START Raw data
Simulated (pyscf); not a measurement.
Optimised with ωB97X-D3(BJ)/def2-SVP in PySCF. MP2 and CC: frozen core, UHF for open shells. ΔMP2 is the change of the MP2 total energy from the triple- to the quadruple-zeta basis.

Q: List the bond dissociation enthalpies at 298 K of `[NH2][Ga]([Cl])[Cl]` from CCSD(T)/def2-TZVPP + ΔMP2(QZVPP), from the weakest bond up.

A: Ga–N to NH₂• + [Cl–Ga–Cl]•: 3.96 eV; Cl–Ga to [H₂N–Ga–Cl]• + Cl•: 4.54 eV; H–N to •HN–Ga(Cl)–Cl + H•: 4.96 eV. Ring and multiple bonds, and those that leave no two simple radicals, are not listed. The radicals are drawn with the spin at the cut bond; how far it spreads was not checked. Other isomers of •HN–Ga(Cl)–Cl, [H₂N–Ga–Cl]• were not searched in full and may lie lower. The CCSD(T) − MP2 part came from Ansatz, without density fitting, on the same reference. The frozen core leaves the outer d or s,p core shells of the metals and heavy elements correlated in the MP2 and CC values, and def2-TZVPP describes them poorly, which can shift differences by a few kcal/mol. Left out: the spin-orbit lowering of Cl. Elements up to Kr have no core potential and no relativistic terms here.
END Raw data

» **Work request**: Only the lines from the beginning of the data above through the line containing "Q: List the" should be repeated, exactly as they appear.

» **Result**:
Simulated (pyscf); not a measurement.
Optimised with ωB97X-D3(BJ)/def2-SVP in PySCF. MP2 and CC: frozen core, UHF for open shells. ΔMP2 is the change of the MP2 total energy from the triple- to the quadruple-zeta basis.

Q: List the bond dissociation enthalpies at 298 K of `[NH2][Ga]([Cl])[Cl]` from CCSD(T)/def2-TZVPP + ΔMP2(QZVPP), from the weakest bond up.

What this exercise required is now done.